Extracted data —
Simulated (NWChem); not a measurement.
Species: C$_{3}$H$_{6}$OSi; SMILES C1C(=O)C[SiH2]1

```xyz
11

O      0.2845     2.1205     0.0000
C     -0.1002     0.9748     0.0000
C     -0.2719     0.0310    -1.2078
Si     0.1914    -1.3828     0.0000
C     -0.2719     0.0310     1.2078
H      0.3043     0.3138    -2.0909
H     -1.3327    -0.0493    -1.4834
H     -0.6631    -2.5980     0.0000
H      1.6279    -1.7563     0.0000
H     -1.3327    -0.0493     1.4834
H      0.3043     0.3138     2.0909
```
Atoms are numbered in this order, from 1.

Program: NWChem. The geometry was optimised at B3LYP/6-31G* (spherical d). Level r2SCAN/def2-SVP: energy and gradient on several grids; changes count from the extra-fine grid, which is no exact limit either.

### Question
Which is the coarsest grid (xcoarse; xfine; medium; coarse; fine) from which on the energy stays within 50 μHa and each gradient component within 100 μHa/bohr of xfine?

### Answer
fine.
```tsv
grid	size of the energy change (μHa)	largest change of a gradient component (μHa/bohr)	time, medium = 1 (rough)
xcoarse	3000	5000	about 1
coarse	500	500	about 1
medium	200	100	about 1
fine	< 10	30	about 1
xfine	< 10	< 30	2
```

Action item — Using the material above, quote the first line and each line after it, stopping at and including the line that holds "Atoms are numbered in this order, from 1.".

Response area —
Simulated (NWChem); not a measurement.
Species: C$_{3}$H$_{6}$OSi; SMILES C1C(=O)C[SiH2]1

```xyz
11

O      0.2845     2.1205     0.0000
C     -0.1002     0.9748     0.0000
C     -0.2719     0.0310    -1.2078
Si     0.1914    -1.3828     0.0000
C     -0.2719     0.0310     1.2078
H      0.3043     0.3138    -2.0909
H     -1.3327    -0.0493    -1.4834
H     -0.6631    -2.5980     0.0000
H      1.6279    -1.7563     0.0000
H     -1.3327    -0.0493     1.4834
H      0.3043     0.3138     2.0909
```
Atoms are numbered in this order, from 1.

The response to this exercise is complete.